Output the entire listing that follows verbatim.

STUDY MATERIAL: Begin

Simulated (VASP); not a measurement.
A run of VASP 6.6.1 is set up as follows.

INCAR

STUDY MATERIAL: End

ANSWER SECTION
Simulated (VASP); not a measurement.
A run of VASP 6.6.1 is set up as follows.

INCAR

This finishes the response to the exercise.